STUDY MATERIAL:
··········

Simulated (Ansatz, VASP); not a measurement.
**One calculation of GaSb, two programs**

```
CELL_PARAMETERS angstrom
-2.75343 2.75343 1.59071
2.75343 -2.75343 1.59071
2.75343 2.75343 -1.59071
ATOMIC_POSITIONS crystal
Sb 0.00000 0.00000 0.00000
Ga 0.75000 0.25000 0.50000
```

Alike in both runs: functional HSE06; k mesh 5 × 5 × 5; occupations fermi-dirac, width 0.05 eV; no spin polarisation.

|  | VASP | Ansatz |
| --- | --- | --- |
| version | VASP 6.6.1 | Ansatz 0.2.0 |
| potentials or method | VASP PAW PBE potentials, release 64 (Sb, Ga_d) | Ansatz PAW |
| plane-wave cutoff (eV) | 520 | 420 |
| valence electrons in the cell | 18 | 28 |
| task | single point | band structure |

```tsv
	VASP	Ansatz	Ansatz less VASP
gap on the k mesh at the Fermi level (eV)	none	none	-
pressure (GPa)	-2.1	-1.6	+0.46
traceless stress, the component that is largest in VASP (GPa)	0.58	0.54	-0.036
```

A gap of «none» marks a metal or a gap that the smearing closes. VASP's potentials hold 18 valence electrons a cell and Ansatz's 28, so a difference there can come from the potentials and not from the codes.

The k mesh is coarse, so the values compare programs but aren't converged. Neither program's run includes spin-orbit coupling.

··········

ACTION ITEM: Restate, word for word, the listing above from its first line through the line that contains "from the codes.", keeping both of those lines.

RESPONSE BOX:
Simulated (Ansatz, VASP); not a measurement.
**One calculation of GaSb, two programs**

```
CELL_PARAMETERS angstrom
-2.75343 2.75343 1.59071
2.75343 -2.75343 1.59071
2.75343 2.75343 -1.59071
ATOMIC_POSITIONS crystal
Sb 0.00000 0.00000 0.00000
Ga 0.75000 0.25000 0.50000
```

Alike in both runs: functional HSE06; k mesh 5 × 5 × 5; occupations fermi-dirac, width 0.05 eV; no spin polarisation.

|  | VASP | Ansatz |
| --- | --- | --- |
| version | VASP 6.6.1 | Ansatz 0.2.0 |
| potentials or method | VASP PAW PBE potentials, release 64 (Sb, Ga_d) | Ansatz PAW |
| plane-wave cutoff (eV) | 520 | 420 |
| valence electrons in the cell | 18 | 28 |
| task | single point | band structure |

```tsv
	VASP	Ansatz	Ansatz less VASP
gap on the k mesh at the Fermi level (eV)	none	none	-
pressure (GPa)	-2.1	-1.6	+0.46
traceless stress, the component that is largest in VASP (GPa)	0.58	0.54	-0.036
```

A gap of «none» marks a metal or a gap that the smearing closes. VASP's potentials hold 18 valence electrons a cell and Ansatz's 28, so a difference there can come from the potentials and not from the codes.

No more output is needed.